Activity » From the first line of the records through the line containing "database extracts checked)**", retype every line exactly and nothing else.

Material provided »
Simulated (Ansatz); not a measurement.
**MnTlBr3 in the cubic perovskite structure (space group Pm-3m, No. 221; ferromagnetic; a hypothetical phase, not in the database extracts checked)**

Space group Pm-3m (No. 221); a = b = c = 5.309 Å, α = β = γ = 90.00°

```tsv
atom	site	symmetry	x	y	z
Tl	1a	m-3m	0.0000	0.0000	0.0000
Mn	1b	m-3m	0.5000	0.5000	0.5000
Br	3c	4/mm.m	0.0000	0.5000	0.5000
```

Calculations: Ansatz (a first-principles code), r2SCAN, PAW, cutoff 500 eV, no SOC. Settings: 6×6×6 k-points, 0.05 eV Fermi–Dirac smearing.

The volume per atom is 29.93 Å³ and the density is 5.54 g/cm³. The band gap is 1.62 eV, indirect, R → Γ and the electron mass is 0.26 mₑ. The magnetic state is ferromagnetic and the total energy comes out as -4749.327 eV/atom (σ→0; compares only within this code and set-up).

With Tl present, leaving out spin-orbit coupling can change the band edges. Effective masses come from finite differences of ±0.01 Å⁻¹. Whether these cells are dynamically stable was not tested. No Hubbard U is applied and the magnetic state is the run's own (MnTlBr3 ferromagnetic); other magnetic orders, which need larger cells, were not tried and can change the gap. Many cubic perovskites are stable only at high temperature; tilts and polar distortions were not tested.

Your response »
Simulated (Ansatz); not a measurement.
**MnTlBr3 in the cubic perovskite structure (space group Pm-3m, No. 221; ferromagnetic; a hypothetical phase, not in the database extracts checked)**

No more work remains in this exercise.